## Brief
Print each record below character for character.

Start of Data for analysis

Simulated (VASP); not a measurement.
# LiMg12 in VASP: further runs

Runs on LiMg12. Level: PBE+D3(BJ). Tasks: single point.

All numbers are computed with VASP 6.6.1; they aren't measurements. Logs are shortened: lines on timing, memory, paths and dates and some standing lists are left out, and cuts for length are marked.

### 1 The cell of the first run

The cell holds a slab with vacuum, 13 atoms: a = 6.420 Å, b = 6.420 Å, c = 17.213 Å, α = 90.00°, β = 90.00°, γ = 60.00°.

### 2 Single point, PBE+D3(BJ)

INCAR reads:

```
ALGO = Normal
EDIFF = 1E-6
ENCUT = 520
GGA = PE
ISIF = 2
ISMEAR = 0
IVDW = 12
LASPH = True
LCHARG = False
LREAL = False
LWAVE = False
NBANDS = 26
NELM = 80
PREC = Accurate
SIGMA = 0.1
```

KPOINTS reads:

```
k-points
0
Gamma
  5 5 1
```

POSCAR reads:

End of Data for analysis

## Result
Simulated (VASP); not a measurement.
# LiMg12 in VASP: further runs

Runs on LiMg12. Level: PBE+D3(BJ). Tasks: single point.

All numbers are computed with VASP 6.6.1; they aren't measurements. Logs are shortened: lines on timing, memory, paths and dates and some standing lists are left out, and cuts for length are marked.

### 1 The cell of the first run

The cell holds a slab with vacuum, 13 atoms: a = 6.420 Å, b = 6.420 Å, c = 17.213 Å, α = 90.00°, β = 90.00°, γ = 60.00°.

### 2 Single point, PBE+D3(BJ)

INCAR reads:

```
ALGO = Normal
EDIFF = 1E-6
ENCUT = 520
GGA = PE
ISIF = 2
ISMEAR = 0
IVDW = 12
LASPH = True
LCHARG = False
LREAL = False
LWAVE = False
NBANDS = 26
NELM = 80
PREC = Accurate
SIGMA = 0.1
```

KPOINTS reads:

```
k-points
0
Gamma
  5 5 1
```

POSCAR reads:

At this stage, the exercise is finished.